^^^^^^^^

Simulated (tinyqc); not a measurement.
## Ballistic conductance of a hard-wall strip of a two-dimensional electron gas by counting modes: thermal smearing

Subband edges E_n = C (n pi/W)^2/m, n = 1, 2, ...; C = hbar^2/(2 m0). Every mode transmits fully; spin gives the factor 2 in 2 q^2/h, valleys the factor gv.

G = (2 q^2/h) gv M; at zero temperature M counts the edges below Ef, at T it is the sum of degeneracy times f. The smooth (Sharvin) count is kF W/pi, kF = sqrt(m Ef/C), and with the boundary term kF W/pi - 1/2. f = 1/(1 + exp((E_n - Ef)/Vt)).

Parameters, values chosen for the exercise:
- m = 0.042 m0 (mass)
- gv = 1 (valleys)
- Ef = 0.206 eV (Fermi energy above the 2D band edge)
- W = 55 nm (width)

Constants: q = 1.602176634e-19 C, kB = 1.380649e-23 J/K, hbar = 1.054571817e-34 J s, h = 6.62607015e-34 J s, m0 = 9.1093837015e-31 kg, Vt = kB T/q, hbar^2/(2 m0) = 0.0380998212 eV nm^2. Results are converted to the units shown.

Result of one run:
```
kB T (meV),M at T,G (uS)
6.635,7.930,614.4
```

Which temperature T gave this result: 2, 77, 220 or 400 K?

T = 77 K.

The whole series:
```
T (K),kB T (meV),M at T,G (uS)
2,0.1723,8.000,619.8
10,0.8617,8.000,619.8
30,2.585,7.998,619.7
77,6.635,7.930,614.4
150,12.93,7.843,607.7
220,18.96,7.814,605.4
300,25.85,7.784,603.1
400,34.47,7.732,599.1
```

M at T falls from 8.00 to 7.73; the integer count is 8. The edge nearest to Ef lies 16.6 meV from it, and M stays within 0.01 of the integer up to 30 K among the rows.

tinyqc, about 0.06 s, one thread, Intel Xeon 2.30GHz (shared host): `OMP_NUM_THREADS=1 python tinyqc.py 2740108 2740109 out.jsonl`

^^^^^^^^

__Task item__
Only the lines from the first line of the records through the line containing "Subband edges E_n" should be repeated, exactly as they appear.

__Expected answer__
Simulated (tinyqc); not a measurement.
## Ballistic conductance of a hard-wall strip of a two-dimensional electron gas by counting modes: thermal smearing

Subband edges E_n = C (n pi/W)^2/m, n = 1, 2, ...; C = hbar^2/(2 m0). Every mode transmits fully; spin gives the factor 2 in 2 q^2/h, valleys the factor gv.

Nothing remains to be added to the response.